BRIEF:
Up to and including the line that contains "Output of a", reproduce every line exactly, beginning with the first line below.

------------------------------------

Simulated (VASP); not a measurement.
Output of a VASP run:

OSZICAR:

------------------------------------

WRITTEN RESPONSE:
Simulated (VASP); not a measurement.
Output of a VASP run:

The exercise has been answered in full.